* _Exercise_
Please repeat the listing exactly, starting at its first line and stopping after the line that contains "The data are".

* _Extracted records_
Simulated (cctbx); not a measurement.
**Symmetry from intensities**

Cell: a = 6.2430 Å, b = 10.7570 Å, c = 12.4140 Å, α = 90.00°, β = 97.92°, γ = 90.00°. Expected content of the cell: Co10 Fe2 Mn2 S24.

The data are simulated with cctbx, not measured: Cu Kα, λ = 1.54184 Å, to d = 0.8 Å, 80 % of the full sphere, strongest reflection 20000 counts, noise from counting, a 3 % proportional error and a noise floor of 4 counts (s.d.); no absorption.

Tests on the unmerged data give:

* _Answer area_
Simulated (cctbx); not a measurement.
**Symmetry from intensities**

Cell: a = 6.2430 Å, b = 10.7570 Å, c = 12.4140 Å, α = 90.00°, β = 97.92°, γ = 90.00°. Expected content of the cell: Co10 Fe2 Mn2 S24.

The data are simulated with cctbx, not measured: Cu Kα, λ = 1.54184 Å, to d = 0.8 Å, 80 % of the full sphere, strongest reflection 20000 counts, noise from counting, a 3 % proportional error and a noise floor of 4 counts (s.d.); no absorption.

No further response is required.